→ SOURCE MATERIAL:
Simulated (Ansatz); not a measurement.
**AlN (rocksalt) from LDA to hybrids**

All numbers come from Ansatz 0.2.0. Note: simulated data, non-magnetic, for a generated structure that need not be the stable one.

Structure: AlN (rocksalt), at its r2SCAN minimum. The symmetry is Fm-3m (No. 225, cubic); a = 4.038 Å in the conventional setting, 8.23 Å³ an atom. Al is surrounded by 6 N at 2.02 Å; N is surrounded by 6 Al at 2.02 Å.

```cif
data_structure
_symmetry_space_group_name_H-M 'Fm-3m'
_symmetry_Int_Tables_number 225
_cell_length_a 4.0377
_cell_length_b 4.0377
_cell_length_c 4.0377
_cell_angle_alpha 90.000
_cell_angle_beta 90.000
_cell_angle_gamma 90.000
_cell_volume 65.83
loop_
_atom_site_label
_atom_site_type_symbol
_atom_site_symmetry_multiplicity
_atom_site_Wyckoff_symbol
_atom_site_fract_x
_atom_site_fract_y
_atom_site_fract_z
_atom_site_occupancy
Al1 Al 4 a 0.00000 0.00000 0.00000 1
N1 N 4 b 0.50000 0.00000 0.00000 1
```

→ ASSIGNMENT: Type the records again in full, matching them exactly.

→ SOLUTION:
Simulated (Ansatz); not a measurement.
**AlN (rocksalt) from LDA to hybrids**

All numbers come from Ansatz 0.2.0. Note: simulated data, non-magnetic, for a generated structure that need not be the stable one.

Structure: AlN (rocksalt), at its r2SCAN minimum. The symmetry is Fm-3m (No. 225, cubic); a = 4.038 Å in the conventional setting, 8.23 Å³ an atom. Al is surrounded by 6 N at 2.02 Å; N is surrounded by 6 Al at 2.02 Å.

```cif
data_structure
_symmetry_space_group_name_H-M 'Fm-3m'
_symmetry_Int_Tables_number 225
_cell_length_a 4.0377
_cell_length_b 4.0377
_cell_length_c 4.0377
_cell_angle_alpha 90.000
_cell_angle_beta 90.000
_cell_angle_gamma 90.000
_cell_volume 65.83
loop_
_atom_site_label
_atom_site_type_symbol
_atom_site_symmetry_multiplicity
_atom_site_Wyckoff_symbol
_atom_site_fract_x
_atom_site_fract_y
_atom_site_fract_z
_atom_site_occupancy
Al1 Al 4 a 0.00000 0.00000 0.00000 1
N1 N 4 b 0.50000 0.00000 0.00000 1
```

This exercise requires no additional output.